#### Supplied entries:
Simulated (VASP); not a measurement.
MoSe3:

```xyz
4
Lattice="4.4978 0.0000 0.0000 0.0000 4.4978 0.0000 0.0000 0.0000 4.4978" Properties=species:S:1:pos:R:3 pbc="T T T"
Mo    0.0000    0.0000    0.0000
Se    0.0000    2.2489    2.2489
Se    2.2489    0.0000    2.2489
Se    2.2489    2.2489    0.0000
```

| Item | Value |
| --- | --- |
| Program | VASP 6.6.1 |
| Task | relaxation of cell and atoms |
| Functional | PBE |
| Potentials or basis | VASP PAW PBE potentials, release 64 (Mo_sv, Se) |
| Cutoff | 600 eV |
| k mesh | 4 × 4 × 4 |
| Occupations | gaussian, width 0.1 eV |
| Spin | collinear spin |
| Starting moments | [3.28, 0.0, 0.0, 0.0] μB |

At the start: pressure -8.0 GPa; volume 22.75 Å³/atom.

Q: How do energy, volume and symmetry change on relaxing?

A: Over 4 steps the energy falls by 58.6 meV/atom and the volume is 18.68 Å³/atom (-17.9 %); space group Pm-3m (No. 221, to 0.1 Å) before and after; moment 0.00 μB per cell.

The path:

#### Work request:
Retype the listing above in full, with no alterations.

#### Solution:
Simulated (VASP); not a measurement.
MoSe3:

```xyz
4
Lattice="4.4978 0.0000 0.0000 0.0000 4.4978 0.0000 0.0000 0.0000 4.4978" Properties=species:S:1:pos:R:3 pbc="T T T"
Mo    0.0000    0.0000    0.0000
Se    0.0000    2.2489    2.2489
Se    2.2489    0.0000    2.2489
Se    2.2489    2.2489    0.0000
```

| Item | Value |
| --- | --- |
| Program | VASP 6.6.1 |
| Task | relaxation of cell and atoms |
| Functional | PBE |
| Potentials or basis | VASP PAW PBE potentials, release 64 (Mo_sv, Se) |
| Cutoff | 600 eV |
| k mesh | 4 × 4 × 4 |
| Occupations | gaussian, width 0.1 eV |
| Spin | collinear spin |
| Starting moments | [3.28, 0.0, 0.0, 0.0] μB |

At the start: pressure -8.0 GPa; volume 22.75 Å³/atom.

Q: How do energy, volume and symmetry change on relaxing?

A: Over 4 steps the energy falls by 58.6 meV/atom and the volume is 18.68 Å³/atom (-17.9 %); space group Pm-3m (No. 221, to 0.1 Å) before and after; moment 0.00 μB per cell.

The path:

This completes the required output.